Please restate, exactly as written, the lines running from the beginning of the material through the line that has "Symmetry labels are" in it.

+-------+

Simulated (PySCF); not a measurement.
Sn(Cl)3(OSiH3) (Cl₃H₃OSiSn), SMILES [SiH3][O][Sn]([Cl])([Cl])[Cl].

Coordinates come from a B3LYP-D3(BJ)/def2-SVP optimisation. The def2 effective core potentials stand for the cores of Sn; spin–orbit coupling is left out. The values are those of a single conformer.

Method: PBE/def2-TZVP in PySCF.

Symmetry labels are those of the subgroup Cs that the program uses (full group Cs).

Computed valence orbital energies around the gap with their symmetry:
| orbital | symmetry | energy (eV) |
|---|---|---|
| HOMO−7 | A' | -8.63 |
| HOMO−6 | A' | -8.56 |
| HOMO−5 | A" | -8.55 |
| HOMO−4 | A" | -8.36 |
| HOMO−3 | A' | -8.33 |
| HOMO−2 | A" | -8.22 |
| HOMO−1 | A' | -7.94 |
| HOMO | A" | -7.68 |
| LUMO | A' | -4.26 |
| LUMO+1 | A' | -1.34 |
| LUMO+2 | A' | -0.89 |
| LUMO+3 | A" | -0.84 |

+-------+

Task result »
Simulated (PySCF); not a measurement.
Sn(Cl)3(OSiH3) (Cl₃H₃OSiSn), SMILES [SiH3][O][Sn]([Cl])([Cl])[Cl].

Coordinates come from a B3LYP-D3(BJ)/def2-SVP optimisation. The def2 effective core potentials stand for the cores of Sn; spin–orbit coupling is left out. The values are those of a single conformer.

Method: PBE/def2-TZVP in PySCF.

Symmetry labels are those of the subgroup Cs that the program uses (full group Cs).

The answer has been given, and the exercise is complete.